REQUIREMENT:
Starting at the top of the entries below, set down each line exactly as written, and stop after the line containing "Charge 0, spin multiplicity 2.".

PROVIDED INFORMATION:
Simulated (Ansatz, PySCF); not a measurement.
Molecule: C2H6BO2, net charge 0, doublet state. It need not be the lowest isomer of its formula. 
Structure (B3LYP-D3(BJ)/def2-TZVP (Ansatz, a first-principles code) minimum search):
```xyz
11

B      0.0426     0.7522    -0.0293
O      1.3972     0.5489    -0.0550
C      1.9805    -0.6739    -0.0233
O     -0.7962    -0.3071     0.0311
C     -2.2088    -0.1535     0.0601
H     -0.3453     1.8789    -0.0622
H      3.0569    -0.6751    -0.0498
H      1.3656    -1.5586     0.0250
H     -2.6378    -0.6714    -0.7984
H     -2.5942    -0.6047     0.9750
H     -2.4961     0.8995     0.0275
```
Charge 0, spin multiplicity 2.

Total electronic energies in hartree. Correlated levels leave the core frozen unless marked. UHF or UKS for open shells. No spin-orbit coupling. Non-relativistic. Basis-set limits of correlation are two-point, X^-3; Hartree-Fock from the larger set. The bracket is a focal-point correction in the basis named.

ANSWER BOX:
Simulated (Ansatz, PySCF); not a measurement.
Molecule: C2H6BO2, net charge 0, doublet state. It need not be the lowest isomer of its formula. 
Structure (B3LYP-D3(BJ)/def2-TZVP (Ansatz, a first-principles code) minimum search):
```xyz
11

B      0.0426     0.7522    -0.0293
O      1.3972     0.5489    -0.0550
C      1.9805    -0.6739    -0.0233
O     -0.7962    -0.3071     0.0311
C     -2.2088    -0.1535     0.0601
H     -0.3453     1.8789    -0.0622
H      3.0569    -0.6751    -0.0498
H      1.3656    -1.5586     0.0250
H     -2.6378    -0.6714    -0.7984
H     -2.5942    -0.6047     0.9750
H     -2.4961     0.8995     0.0275
```
Charge 0, spin multiplicity 2.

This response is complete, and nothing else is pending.